### Action item
The listing below holds a line with "1 further run" and a later line with "Bond lengths: F1–Si2". Write out those two lines and every line between them, exactly, and nothing else.

### Data supplied
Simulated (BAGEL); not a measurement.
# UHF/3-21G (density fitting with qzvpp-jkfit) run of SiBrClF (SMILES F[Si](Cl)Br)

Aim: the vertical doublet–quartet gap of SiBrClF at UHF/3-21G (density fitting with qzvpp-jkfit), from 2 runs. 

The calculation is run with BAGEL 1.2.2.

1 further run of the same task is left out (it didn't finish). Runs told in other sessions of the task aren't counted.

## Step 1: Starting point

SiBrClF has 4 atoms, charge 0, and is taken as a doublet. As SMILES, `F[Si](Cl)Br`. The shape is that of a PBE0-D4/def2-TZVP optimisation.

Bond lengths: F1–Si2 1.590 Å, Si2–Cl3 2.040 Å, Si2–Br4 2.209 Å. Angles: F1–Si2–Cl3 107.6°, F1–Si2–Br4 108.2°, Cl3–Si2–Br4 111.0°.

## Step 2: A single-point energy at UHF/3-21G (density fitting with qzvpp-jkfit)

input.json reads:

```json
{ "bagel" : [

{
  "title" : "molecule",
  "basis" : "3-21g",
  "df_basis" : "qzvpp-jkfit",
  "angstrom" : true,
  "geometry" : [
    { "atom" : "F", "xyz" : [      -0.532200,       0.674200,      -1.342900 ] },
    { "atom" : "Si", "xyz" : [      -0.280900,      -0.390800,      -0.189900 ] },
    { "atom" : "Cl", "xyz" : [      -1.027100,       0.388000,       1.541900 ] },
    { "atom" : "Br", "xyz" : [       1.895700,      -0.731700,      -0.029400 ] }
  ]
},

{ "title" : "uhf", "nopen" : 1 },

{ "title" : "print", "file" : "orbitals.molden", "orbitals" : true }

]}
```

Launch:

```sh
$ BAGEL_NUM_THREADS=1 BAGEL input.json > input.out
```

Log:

### Problem solution
1 further run of the same task is left out (it didn't finish). Runs told in other sessions of the task aren't counted.

## Step 1: Starting point

SiBrClF has 4 atoms, charge 0, and is taken as a doublet. As SMILES, `F[Si](Cl)Br`. The shape is that of a PBE0-D4/def2-TZVP optimisation.

Bond lengths: F1–Si2 1.590 Å, Si2–Cl3 2.040 Å, Si2–Br4 2.209 Å. Angles: F1–Si2–Cl3 107.6°, F1–Si2–Br4 108.2°, Cl3–Si2–Br4 111.0°.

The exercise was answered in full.